*Data for review:*
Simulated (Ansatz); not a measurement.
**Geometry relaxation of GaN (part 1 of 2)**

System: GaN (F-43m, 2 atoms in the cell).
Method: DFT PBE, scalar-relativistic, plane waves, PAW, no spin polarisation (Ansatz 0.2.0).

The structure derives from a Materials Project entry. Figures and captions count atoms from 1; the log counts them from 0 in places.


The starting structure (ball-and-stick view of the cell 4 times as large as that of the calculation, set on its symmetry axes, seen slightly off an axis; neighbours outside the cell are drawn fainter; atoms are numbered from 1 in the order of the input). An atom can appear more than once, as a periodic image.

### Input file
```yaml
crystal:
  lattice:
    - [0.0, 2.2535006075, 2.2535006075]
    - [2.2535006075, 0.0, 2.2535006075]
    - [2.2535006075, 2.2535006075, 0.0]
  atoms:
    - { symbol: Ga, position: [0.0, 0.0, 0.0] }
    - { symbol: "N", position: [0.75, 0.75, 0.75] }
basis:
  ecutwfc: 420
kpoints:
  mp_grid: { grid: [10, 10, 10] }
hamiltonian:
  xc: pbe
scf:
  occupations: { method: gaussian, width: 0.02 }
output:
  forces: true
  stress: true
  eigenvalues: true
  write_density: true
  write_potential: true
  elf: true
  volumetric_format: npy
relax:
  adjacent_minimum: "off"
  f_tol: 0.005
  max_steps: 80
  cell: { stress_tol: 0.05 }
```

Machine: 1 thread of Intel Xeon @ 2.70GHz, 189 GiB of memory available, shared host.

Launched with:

*Exercise:*
Please print the material above exactly as it appears, from its first line through the line containing "Method: DFT PBE, scalar-relativistic, plane", inclusive, and stop there.

*Answer space:*
Simulated (Ansatz); not a measurement.
**Geometry relaxation of GaN (part 1 of 2)**

System: GaN (F-43m, 2 atoms in the cell).
Method: DFT PBE, scalar-relativistic, plane waves, PAW, no spin polarisation (Ansatz 0.2.0).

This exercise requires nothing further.